▸ TASK ITEM:
Go to the line below containing "spin polarisation |" and print exactly from there through the line containing "Q: Estimate the wall time of this run.", both included. Print nothing else.

▸ DATASET ENTRIES:
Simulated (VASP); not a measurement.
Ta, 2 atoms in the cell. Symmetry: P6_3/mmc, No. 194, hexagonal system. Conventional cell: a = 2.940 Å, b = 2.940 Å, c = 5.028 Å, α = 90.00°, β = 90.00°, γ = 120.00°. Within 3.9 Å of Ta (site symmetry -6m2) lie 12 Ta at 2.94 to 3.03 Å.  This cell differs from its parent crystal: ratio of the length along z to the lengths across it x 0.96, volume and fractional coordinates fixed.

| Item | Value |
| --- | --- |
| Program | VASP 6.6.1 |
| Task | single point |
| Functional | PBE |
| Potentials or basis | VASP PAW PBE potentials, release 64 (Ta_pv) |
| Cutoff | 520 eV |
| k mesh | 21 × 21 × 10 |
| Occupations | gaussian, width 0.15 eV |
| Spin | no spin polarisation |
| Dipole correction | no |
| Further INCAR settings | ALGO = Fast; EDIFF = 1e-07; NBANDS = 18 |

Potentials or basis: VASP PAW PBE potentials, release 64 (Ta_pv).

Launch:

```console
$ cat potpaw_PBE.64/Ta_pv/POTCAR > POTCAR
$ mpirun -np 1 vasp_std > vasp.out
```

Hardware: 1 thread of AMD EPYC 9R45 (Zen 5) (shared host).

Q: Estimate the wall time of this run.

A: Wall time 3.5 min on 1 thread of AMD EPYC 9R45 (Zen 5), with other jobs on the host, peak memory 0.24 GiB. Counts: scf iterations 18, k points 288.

▸ WRITTEN REPLY:
| Spin | no spin polarisation |
| Dipole correction | no |
| Further INCAR settings | ALGO = Fast; EDIFF = 1e-07; NBANDS = 18 |

Potentials or basis: VASP PAW PBE potentials, release 64 (Ta_pv).

Launch:

```console
$ cat potpaw_PBE.64/Ta_pv/POTCAR > POTCAR
$ mpirun -np 1 vasp_std > vasp.out
```

Hardware: 1 thread of AMD EPYC 9R45 (Zen 5) (shared host).

Q: Estimate the wall time of this run.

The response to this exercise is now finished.